__RECORDS SHOWN__:
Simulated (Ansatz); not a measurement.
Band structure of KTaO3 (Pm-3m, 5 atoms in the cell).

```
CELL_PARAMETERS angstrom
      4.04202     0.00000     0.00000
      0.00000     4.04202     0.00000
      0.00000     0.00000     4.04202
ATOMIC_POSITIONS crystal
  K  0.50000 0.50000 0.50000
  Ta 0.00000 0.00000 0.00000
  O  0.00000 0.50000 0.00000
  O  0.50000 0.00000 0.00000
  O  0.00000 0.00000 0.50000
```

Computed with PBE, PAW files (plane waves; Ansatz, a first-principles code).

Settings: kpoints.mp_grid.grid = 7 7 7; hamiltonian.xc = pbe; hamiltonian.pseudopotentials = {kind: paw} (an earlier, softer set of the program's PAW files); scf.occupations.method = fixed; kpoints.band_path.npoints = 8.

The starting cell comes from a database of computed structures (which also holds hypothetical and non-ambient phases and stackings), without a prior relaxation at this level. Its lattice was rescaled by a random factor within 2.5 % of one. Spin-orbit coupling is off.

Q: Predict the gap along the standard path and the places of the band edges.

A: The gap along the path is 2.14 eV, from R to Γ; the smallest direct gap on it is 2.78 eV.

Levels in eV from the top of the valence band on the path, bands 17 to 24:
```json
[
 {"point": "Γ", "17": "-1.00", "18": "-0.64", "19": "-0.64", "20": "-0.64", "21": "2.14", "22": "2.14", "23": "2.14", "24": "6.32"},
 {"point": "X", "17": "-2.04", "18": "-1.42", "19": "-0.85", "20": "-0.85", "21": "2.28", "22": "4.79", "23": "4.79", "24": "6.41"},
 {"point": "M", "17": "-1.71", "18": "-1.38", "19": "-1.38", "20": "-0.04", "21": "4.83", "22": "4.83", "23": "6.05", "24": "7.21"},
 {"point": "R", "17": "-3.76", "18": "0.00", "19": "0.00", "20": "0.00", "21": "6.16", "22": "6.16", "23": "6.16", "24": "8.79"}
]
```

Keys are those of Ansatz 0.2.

__BRIEF__:
Starting with the first line of the listing, output each line exactly until you have included the one containing "Q: Predict the".

__EXERCISE ANSWER__:
Simulated (Ansatz); not a measurement.
Band structure of KTaO3 (Pm-3m, 5 atoms in the cell).

```
CELL_PARAMETERS angstrom
      4.04202     0.00000     0.00000
      0.00000     4.04202     0.00000
      0.00000     0.00000     4.04202
ATOMIC_POSITIONS crystal
  K  0.50000 0.50000 0.50000
  Ta 0.00000 0.00000 0.00000
  O  0.00000 0.50000 0.00000
  O  0.50000 0.00000 0.00000
  O  0.00000 0.00000 0.50000
```

Computed with PBE, PAW files (plane waves; Ansatz, a first-principles code).

Settings: kpoints.mp_grid.grid = 7 7 7; hamiltonian.xc = pbe; hamiltonian.pseudopotentials = {kind: paw} (an earlier, softer set of the program's PAW files); scf.occupations.method = fixed; kpoints.band_path.npoints = 8.

The starting cell comes from a database of computed structures (which also holds hypothetical and non-ambient phases and stackings), without a prior relaxation at this level. Its lattice was rescaled by a random factor within 2.5 % of one. Spin-orbit coupling is off.

Q: Predict the gap along the standard path and the places of the band edges.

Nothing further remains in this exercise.